=======

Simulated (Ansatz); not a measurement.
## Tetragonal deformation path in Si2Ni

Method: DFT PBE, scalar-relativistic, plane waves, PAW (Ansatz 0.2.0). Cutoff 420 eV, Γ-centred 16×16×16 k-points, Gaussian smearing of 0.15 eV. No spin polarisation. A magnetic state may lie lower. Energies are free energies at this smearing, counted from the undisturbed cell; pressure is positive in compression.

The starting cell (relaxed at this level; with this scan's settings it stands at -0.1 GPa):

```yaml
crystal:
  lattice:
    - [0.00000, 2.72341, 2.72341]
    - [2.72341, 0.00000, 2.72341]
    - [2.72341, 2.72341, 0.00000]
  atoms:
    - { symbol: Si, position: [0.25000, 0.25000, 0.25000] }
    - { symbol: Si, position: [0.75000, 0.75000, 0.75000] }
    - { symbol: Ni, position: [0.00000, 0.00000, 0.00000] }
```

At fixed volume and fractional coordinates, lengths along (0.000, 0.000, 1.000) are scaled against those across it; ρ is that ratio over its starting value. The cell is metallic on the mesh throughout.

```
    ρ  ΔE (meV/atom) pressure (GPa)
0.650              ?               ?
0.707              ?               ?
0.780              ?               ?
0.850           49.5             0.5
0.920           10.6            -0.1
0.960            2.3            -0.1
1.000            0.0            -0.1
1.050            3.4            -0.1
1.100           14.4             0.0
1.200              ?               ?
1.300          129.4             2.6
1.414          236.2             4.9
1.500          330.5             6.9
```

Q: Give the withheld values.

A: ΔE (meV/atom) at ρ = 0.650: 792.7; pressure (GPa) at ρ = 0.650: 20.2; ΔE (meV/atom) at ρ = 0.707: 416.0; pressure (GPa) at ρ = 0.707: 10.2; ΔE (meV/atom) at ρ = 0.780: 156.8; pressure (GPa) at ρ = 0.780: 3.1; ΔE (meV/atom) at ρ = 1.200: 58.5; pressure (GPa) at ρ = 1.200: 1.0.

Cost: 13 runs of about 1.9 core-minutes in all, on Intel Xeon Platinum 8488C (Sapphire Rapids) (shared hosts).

=======

Exact lines only, please: output the listing from the first line to the line with "A: ΔE (meV/atom)", both included.

Simulated (Ansatz); not a measurement.
## Tetragonal deformation path in Si2Ni

Method: DFT PBE, scalar-relativistic, plane waves, PAW (Ansatz 0.2.0). Cutoff 420 eV, Γ-centred 16×16×16 k-points, Gaussian smearing of 0.15 eV. No spin polarisation. A magnetic state may lie lower. Energies are free energies at this smearing, counted from the undisturbed cell; pressure is positive in compression.

The starting cell (relaxed at this level; with this scan's settings it stands at -0.1 GPa):

```yaml
crystal:
  lattice:
    - [0.00000, 2.72341, 2.72341]
    - [2.72341, 0.00000, 2.72341]
    - [2.72341, 2.72341, 0.00000]
  atoms:
    - { symbol: Si, position: [0.25000, 0.25000, 0.25000] }
    - { symbol: Si, position: [0.75000, 0.75000, 0.75000] }
    - { symbol: Ni, position: [0.00000, 0.00000, 0.00000] }
```

At fixed volume and fractional coordinates, lengths along (0.000, 0.000, 1.000) are scaled against those across it; ρ is that ratio over its starting value. The cell is metallic on the mesh throughout.

```
    ρ  ΔE (meV/atom) pressure (GPa)
0.650              ?               ?
0.707              ?               ?
0.780              ?               ?
0.850           49.5             0.5
0.920           10.6            -0.1
0.960            2.3            -0.1
1.000            0.0            -0.1
1.050            3.4            -0.1
1.100           14.4             0.0
1.200              ?               ?
1.300          129.4             2.6
1.414          236.2             4.9
1.500          330.5             6.9
```

Q: Give the withheld values.

A: ΔE (meV/atom) at ρ = 0.650: 792.7; pressure (GPa) at ρ = 0.650: 20.2; ΔE (meV/atom) at ρ = 0.707: 416.0; pressure (GPa) at ρ = 0.707: 10.2; ΔE (meV/atom) at ρ = 0.780: 156.8; pressure (GPa) at ρ = 0.780: 3.1; ΔE (meV/atom) at ρ = 1.200: 58.5; pressure (GPa) at ρ = 1.200: 1.0.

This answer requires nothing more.